● **GIVEN DATA**
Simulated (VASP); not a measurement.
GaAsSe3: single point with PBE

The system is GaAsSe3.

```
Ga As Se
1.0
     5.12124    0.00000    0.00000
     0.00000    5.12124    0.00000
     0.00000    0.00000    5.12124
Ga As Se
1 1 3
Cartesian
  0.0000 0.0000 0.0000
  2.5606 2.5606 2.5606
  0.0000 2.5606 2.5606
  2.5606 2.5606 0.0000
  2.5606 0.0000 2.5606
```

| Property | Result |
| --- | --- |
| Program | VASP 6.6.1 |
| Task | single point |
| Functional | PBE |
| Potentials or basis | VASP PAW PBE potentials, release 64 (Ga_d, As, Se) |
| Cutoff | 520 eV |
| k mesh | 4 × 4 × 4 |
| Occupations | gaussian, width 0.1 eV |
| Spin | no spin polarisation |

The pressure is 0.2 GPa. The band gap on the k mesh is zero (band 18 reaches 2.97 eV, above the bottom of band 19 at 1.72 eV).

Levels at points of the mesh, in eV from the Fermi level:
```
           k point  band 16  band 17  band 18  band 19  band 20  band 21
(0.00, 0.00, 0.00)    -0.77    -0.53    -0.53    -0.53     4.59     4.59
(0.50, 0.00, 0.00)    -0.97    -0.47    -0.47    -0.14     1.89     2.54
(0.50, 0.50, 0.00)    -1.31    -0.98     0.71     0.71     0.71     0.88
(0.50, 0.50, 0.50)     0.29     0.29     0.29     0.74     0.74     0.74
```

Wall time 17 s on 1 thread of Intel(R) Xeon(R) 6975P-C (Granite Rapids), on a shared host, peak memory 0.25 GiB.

● **TASK ITEM**
Retype the listing above, word for word, from its first line to the line containing "Cutoff | 520 eV |", both ends included.

● **REPLY**
Simulated (VASP); not a measurement.
GaAsSe3: single point with PBE

The system is GaAsSe3.

```
Ga As Se
1.0
     5.12124    0.00000    0.00000
     0.00000    5.12124    0.00000
     0.00000    0.00000    5.12124
Ga As Se
1 1 3
Cartesian
  0.0000 0.0000 0.0000
  2.5606 2.5606 2.5606
  0.0000 2.5606 2.5606
  2.5606 2.5606 0.0000
  2.5606 0.0000 2.5606
```

| Property | Result |
| --- | --- |
| Program | VASP 6.6.1 |
| Task | single point |
| Functional | PBE |
| Potentials or basis | VASP PAW PBE potentials, release 64 (Ga_d, As, Se) |
| Cutoff | 520 eV |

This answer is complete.